● WORK TASK
Your answer must be an exact copy of the records below.

● MATERIAL SHOWN
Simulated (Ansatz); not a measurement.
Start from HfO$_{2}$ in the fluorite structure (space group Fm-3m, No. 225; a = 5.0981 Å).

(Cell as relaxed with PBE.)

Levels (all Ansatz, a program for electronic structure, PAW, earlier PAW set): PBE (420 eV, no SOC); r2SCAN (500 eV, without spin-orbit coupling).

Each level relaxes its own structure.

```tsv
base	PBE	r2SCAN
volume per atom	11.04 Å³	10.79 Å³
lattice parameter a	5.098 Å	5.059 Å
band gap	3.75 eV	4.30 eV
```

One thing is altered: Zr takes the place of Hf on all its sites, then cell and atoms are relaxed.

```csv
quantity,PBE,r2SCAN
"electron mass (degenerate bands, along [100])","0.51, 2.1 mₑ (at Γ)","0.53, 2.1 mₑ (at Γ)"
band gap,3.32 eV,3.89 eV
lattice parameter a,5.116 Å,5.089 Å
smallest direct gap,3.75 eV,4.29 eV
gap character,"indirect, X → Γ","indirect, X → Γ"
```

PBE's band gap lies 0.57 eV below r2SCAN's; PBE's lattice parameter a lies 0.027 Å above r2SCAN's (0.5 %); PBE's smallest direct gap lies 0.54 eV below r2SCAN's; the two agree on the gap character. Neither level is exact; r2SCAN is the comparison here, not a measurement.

● EXERCISE RESULT
Simulated (Ansatz); not a measurement.
Start from HfO$_{2}$ in the fluorite structure (space group Fm-3m, No. 225; a = 5.0981 Å).

(Cell as relaxed with PBE.)

Levels (all Ansatz, a program for electronic structure, PAW, earlier PAW set): PBE (420 eV, no SOC); r2SCAN (500 eV, without spin-orbit coupling).

Each level relaxes its own structure.

```tsv
base	PBE	r2SCAN
volume per atom	11.04 Å³	10.79 Å³
lattice parameter a	5.098 Å	5.059 Å
band gap	3.75 eV	4.30 eV
```

One thing is altered: Zr takes the place of Hf on all its sites, then cell and atoms are relaxed.

```csv
quantity,PBE,r2SCAN
"electron mass (degenerate bands, along [100])","0.51, 2.1 mₑ (at Γ)","0.53, 2.1 mₑ (at Γ)"
band gap,3.32 eV,3.89 eV
lattice parameter a,5.116 Å,5.089 Å
smallest direct gap,3.75 eV,4.29 eV
gap character,"indirect, X → Γ","indirect, X → Γ"
```

PBE's band gap lies 0.57 eV below r2SCAN's; PBE's lattice parameter a lies 0.027 Å above r2SCAN's (0.5 %); PBE's smallest direct gap lies 0.54 eV below r2SCAN's; the two agree on the gap character. Neither level is exact; r2SCAN is the comparison here, not a measurement.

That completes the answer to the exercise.